#### Brief
Only the lines from the opening of the material through the one containing "The phase is" should be reproduced, each exactly as it stands.

#### Given records
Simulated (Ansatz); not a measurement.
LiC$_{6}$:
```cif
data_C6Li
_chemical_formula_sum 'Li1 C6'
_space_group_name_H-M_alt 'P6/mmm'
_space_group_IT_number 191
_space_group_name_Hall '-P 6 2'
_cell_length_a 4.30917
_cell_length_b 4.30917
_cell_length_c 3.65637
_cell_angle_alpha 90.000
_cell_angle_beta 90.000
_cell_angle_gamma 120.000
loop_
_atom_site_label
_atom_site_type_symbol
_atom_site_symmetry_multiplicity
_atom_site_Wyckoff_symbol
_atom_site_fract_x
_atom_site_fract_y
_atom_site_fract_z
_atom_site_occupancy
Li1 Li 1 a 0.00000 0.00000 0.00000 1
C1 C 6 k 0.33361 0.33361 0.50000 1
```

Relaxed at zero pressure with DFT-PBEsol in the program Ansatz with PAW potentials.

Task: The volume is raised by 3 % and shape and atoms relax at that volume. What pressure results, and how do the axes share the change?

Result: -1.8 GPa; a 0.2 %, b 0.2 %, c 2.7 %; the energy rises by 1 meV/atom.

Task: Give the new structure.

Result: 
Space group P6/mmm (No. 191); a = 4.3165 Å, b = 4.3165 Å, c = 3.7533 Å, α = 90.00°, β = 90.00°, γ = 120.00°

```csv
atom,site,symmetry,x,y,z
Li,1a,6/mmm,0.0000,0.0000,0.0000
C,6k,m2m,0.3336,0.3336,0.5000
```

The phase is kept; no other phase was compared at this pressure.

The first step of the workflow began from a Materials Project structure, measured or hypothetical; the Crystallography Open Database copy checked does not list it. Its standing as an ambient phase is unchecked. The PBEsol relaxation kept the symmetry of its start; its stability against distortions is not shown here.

#### Exercise output
Simulated (Ansatz); not a measurement.
LiC$_{6}$:
```cif
data_C6Li
_chemical_formula_sum 'Li1 C6'
_space_group_name_H-M_alt 'P6/mmm'
_space_group_IT_number 191
_space_group_name_Hall '-P 6 2'
_cell_length_a 4.30917
_cell_length_b 4.30917
_cell_length_c 3.65637
_cell_angle_alpha 90.000
_cell_angle_beta 90.000
_cell_angle_gamma 120.000
loop_
_atom_site_label
_atom_site_type_symbol
_atom_site_symmetry_multiplicity
_atom_site_Wyckoff_symbol
_atom_site_fract_x
_atom_site_fract_y
_atom_site_fract_z
_atom_site_occupancy
Li1 Li 1 a 0.00000 0.00000 0.00000 1
C1 C 6 k 0.33361 0.33361 0.50000 1
```

Relaxed at zero pressure with DFT-PBEsol in the program Ansatz with PAW potentials.

Task: The volume is raised by 3 % and shape and atoms relax at that volume. What pressure results, and how do the axes share the change?

Result: -1.8 GPa; a 0.2 %, b 0.2 %, c 2.7 %; the energy rises by 1 meV/atom.

Task: Give the new structure.

Result: 
Space group P6/mmm (No. 191); a = 4.3165 Å, b = 4.3165 Å, c = 3.7533 Å, α = 90.00°, β = 90.00°, γ = 120.00°

```csv
atom,site,symmetry,x,y,z
Li,1a,6/mmm,0.0000,0.0000,0.0000
C,6k,m2m,0.3336,0.3336,0.5000
```

The phase is kept; no other phase was compared at this pressure.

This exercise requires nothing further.